→ MATERIAL PROVIDED:
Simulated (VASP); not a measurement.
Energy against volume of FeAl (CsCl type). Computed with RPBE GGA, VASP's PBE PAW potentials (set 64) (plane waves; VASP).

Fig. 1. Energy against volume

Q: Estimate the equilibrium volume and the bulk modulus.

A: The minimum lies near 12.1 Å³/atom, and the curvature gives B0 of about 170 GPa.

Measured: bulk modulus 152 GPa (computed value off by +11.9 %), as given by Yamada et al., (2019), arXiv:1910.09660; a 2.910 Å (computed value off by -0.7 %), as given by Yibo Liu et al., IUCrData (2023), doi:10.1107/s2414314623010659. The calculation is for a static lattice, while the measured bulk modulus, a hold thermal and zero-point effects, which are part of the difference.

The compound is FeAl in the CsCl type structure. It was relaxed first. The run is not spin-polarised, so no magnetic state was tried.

→ ASSIGNMENT:
Take the entries above and return only the lines from the one with "Fig. 1. Energy against volume" to the one with "Measured: bulk modulus", both included, unchanged.

→ TASK ANSWER:
Fig. 1. Energy against volume

Q: Estimate the equilibrium volume and the bulk modulus.

A: The minimum lies near 12.1 Å³/atom, and the curvature gives B0 of about 170 GPa.

Measured: bulk modulus 152 GPa (computed value off by +11.9 %), as given by Yamada et al., (2019), arXiv:1910.09660; a 2.910 Å (computed value off by -0.7 %), as given by Yibo Liu et al., IUCrData (2023), doi:10.1107/s2414314623010659. The calculation is for a static lattice, while the measured bulk modulus, a hold thermal and zero-point effects, which are part of the difference.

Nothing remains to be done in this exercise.